*DATASET EXCERPTS:*
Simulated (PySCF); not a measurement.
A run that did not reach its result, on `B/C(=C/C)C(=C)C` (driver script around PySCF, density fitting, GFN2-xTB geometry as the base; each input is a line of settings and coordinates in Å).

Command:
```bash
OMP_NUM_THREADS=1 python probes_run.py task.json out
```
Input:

*WORK ITEM:*
Your answer must consist of every line above, transcribed verbatim.

*EXERCISE SOLUTION:*
Simulated (PySCF); not a measurement.
A run that did not reach its result, on `B/C(=C/C)C(=C)C` (driver script around PySCF, density fitting, GFN2-xTB geometry as the base; each input is a line of settings and coordinates in Å).

Command:
```bash
OMP_NUM_THREADS=1 python probes_run.py task.json out
```
Input:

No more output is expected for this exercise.